◆ Work instruction ◆
Emit an exact copy of the lines running from the start of the records to the line containing "All numbers come", both included.

******************************

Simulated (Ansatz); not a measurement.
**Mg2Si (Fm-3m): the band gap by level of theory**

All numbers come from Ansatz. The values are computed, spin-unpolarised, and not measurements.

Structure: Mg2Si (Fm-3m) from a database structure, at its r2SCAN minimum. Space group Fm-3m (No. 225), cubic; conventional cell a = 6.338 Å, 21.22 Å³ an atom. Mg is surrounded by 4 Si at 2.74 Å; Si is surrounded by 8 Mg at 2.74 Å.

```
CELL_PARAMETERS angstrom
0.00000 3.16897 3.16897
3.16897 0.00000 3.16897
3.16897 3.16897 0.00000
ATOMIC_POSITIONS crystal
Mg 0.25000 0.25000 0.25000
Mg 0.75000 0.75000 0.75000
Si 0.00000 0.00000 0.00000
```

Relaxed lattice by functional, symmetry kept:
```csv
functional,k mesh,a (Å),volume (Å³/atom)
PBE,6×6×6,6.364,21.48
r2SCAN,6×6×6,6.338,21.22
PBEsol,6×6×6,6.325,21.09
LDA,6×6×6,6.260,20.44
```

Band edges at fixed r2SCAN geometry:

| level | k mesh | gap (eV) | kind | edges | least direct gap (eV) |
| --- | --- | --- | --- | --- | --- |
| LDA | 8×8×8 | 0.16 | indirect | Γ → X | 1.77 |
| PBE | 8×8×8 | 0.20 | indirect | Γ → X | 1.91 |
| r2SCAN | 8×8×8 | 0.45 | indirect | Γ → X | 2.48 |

******************************

◆ Exercise solution ◆
Simulated (Ansatz); not a measurement.
**Mg2Si (Fm-3m): the band gap by level of theory**

All numbers come from Ansatz. The values are computed, spin-unpolarised, and not measurements.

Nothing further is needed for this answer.